------------------------------------------------

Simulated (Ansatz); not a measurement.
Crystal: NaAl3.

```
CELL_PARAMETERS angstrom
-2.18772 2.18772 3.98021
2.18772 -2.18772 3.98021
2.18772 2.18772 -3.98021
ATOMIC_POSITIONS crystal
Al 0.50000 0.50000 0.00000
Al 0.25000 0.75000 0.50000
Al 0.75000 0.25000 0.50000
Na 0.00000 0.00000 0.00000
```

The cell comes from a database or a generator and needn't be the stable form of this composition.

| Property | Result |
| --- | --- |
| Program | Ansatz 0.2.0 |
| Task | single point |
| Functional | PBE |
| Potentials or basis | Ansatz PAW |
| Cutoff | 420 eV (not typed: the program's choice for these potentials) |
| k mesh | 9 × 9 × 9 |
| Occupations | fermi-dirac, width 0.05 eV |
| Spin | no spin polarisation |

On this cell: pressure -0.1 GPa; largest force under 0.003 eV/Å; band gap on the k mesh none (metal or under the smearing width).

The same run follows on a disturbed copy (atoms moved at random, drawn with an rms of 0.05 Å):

------------------------------------------------

### Work order
Word for word, reproduce all of the material shown above.

### Response area
Simulated (Ansatz); not a measurement.
Crystal: NaAl3.

```
CELL_PARAMETERS angstrom
-2.18772 2.18772 3.98021
2.18772 -2.18772 3.98021
2.18772 2.18772 -3.98021
ATOMIC_POSITIONS crystal
Al 0.50000 0.50000 0.00000
Al 0.25000 0.75000 0.50000
Al 0.75000 0.25000 0.50000
Na 0.00000 0.00000 0.00000
```

The cell comes from a database or a generator and needn't be the stable form of this composition.

| Property | Result |
| --- | --- |
| Program | Ansatz 0.2.0 |
| Task | single point |
| Functional | PBE |
| Potentials or basis | Ansatz PAW |
| Cutoff | 420 eV (not typed: the program's choice for these potentials) |
| k mesh | 9 × 9 × 9 |
| Occupations | fermi-dirac, width 0.05 eV |
| Spin | no spin polarisation |

On this cell: pressure -0.1 GPa; largest force under 0.003 eV/Å; band gap on the k mesh none (metal or under the smearing width).

The same run follows on a disturbed copy (atoms moved at random, drawn with an rms of 0.05 Å):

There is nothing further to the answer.